▶ Work item: Set down each line of the data below exactly.

▶ Dataset entries:
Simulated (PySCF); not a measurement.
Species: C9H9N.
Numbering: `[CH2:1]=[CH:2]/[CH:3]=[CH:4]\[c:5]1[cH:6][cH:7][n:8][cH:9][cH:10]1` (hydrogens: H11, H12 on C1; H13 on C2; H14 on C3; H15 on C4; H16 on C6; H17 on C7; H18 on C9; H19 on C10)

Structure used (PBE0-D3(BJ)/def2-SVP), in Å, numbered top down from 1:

▶ Task answer:
Simulated (PySCF); not a measurement.
Species: C9H9N.
Numbering: `[CH2:1]=[CH:2]/[CH:3]=[CH:4]\[c:5]1[cH:6][cH:7][n:8][cH:9][cH:10]1` (hydrogens: H11, H12 on C1; H13 on C2; H14 on C3; H15 on C4; H16 on C6; H17 on C7; H18 on C9; H19 on C10)

Structure used (PBE0-D3(BJ)/def2-SVP), in Å, numbered top down from 1:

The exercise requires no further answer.